[Opening Supplied material section]

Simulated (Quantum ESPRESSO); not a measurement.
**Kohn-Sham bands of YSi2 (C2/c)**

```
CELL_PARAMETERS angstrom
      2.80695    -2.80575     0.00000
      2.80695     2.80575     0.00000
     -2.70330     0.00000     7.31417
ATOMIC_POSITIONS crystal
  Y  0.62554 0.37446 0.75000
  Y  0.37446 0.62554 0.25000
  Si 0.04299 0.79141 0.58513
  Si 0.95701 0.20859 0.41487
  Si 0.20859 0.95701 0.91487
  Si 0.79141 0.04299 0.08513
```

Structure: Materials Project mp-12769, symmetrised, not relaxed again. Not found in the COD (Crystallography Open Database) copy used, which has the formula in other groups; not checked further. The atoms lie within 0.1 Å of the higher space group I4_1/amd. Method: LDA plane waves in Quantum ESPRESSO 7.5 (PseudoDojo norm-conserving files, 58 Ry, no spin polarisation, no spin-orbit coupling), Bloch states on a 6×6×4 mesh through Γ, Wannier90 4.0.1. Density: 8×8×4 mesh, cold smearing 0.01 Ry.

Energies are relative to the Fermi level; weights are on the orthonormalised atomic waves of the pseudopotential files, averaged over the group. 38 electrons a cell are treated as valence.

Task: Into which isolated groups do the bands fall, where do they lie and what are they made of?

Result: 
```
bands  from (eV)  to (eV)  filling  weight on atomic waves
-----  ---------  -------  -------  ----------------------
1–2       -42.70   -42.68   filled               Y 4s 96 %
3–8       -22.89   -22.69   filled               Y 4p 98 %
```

[Closing Supplied material section]

● Exercise: Repeat each entry exactly, so that nothing in the listing is lost.

● Written answer:
Simulated (Quantum ESPRESSO); not a measurement.
**Kohn-Sham bands of YSi2 (C2/c)**

```
CELL_PARAMETERS angstrom
      2.80695    -2.80575     0.00000
      2.80695     2.80575     0.00000
     -2.70330     0.00000     7.31417
ATOMIC_POSITIONS crystal
  Y  0.62554 0.37446 0.75000
  Y  0.37446 0.62554 0.25000
  Si 0.04299 0.79141 0.58513
  Si 0.95701 0.20859 0.41487
  Si 0.20859 0.95701 0.91487
  Si 0.79141 0.04299 0.08513
```

Structure: Materials Project mp-12769, symmetrised, not relaxed again. Not found in the COD (Crystallography Open Database) copy used, which has the formula in other groups; not checked further. The atoms lie within 0.1 Å of the higher space group I4_1/amd. Method: LDA plane waves in Quantum ESPRESSO 7.5 (PseudoDojo norm-conserving files, 58 Ry, no spin polarisation, no spin-orbit coupling), Bloch states on a 6×6×4 mesh through Γ, Wannier90 4.0.1. Density: 8×8×4 mesh, cold smearing 0.01 Ry.

Energies are relative to the Fermi level; weights are on the orthonormalised atomic waves of the pseudopotential files, averaged over the group. 38 electrons a cell are treated as valence.

Task: Into which isolated groups do the bands fall, where do they lie and what are they made of?

Result: 
```
bands  from (eV)  to (eV)  filling  weight on atomic waves
-----  ---------  -------  -------  ----------------------
1–2       -42.70   -42.68   filled               Y 4s 96 %
3–8       -22.89   -22.69   filled               Y 4p 98 %
```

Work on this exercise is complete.